### Work request
Return only the stretch of the material below that begins with the line containing "- b3lyp holds" and ends with the line containing "- The spin state", exactly; both of those lines belong to it.

--
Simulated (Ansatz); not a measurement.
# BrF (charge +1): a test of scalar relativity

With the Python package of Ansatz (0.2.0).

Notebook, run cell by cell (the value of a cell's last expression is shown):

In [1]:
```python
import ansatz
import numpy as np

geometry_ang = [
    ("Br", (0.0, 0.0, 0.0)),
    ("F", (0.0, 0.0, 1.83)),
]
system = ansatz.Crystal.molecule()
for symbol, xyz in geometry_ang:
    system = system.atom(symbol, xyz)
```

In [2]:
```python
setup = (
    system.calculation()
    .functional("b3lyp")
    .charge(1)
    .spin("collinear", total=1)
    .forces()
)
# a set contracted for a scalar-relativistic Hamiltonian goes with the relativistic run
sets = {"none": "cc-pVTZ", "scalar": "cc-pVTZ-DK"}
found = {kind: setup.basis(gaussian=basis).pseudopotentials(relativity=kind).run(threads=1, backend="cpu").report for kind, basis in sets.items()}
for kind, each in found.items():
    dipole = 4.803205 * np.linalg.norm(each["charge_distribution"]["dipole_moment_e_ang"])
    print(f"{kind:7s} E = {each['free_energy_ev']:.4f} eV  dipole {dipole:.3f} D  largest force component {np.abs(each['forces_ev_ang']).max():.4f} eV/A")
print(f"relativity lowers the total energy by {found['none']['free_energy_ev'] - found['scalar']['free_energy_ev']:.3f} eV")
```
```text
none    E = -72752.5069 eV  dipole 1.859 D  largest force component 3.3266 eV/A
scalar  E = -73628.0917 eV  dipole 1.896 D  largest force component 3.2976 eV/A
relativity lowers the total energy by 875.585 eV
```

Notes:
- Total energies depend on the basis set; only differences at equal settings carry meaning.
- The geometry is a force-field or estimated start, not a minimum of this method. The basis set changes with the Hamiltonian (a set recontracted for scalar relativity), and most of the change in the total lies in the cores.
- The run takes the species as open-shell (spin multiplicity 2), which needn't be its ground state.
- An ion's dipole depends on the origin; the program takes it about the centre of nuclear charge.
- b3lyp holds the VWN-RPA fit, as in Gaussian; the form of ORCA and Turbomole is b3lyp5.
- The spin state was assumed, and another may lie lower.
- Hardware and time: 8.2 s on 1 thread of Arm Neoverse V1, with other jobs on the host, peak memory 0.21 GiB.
--

### Your solution
- b3lyp holds the VWN-RPA fit, as in Gaussian; the form of ORCA and Turbomole is b3lyp5.
- The spin state was assumed, and another may lie lower.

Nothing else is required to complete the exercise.